The answer consists solely of the listing's lines from the first through the line containing "Problem. Estimate the wall time of this run.", each reproduced exactly.

-- LISTED RECORDS follows --

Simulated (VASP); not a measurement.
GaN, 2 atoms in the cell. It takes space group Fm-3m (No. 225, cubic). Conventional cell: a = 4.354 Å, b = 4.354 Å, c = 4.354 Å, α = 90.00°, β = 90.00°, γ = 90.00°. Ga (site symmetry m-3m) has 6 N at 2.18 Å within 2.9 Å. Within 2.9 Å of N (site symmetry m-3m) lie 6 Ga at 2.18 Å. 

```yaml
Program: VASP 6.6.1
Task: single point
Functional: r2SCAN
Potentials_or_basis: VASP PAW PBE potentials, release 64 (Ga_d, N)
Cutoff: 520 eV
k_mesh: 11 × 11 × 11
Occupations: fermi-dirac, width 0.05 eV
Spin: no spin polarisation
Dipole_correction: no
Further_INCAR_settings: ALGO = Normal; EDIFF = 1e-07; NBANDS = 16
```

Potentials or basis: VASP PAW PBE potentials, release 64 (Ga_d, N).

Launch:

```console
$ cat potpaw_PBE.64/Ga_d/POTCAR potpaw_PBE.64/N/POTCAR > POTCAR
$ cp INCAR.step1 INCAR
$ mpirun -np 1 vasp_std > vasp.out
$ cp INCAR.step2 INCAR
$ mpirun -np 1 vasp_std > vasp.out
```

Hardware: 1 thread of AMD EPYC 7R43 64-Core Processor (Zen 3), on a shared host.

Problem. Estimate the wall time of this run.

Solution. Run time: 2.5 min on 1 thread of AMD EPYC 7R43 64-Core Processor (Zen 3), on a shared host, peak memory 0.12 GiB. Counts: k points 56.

-- LISTED RECORDS concluded --

WRITTEN SOLUTION:
Simulated (VASP); not a measurement.
GaN, 2 atoms in the cell. It takes space group Fm-3m (No. 225, cubic). Conventional cell: a = 4.354 Å, b = 4.354 Å, c = 4.354 Å, α = 90.00°, β = 90.00°, γ = 90.00°. Ga (site symmetry m-3m) has 6 N at 2.18 Å within 2.9 Å. Within 2.9 Å of N (site symmetry m-3m) lie 6 Ga at 2.18 Å. 

```yaml
Program: VASP 6.6.1
Task: single point
Functional: r2SCAN
Potentials_or_basis: VASP PAW PBE potentials, release 64 (Ga_d, N)
Cutoff: 520 eV
k_mesh: 11 × 11 × 11
Occupations: fermi-dirac, width 0.05 eV
Spin: no spin polarisation
Dipole_correction: no
Further_INCAR_settings: ALGO = Normal; EDIFF = 1e-07; NBANDS = 16
```

Potentials or basis: VASP PAW PBE potentials, release 64 (Ga_d, N).

Launch:

```console
$ cat potpaw_PBE.64/Ga_d/POTCAR potpaw_PBE.64/N/POTCAR > POTCAR
$ cp INCAR.step1 INCAR
$ mpirun -np 1 vasp_std > vasp.out
$ cp INCAR.step2 INCAR
$ mpirun -np 1 vasp_std > vasp.out
```

Hardware: 1 thread of AMD EPYC 7R43 64-Core Processor (Zen 3), on a shared host.

Problem. Estimate the wall time of this run.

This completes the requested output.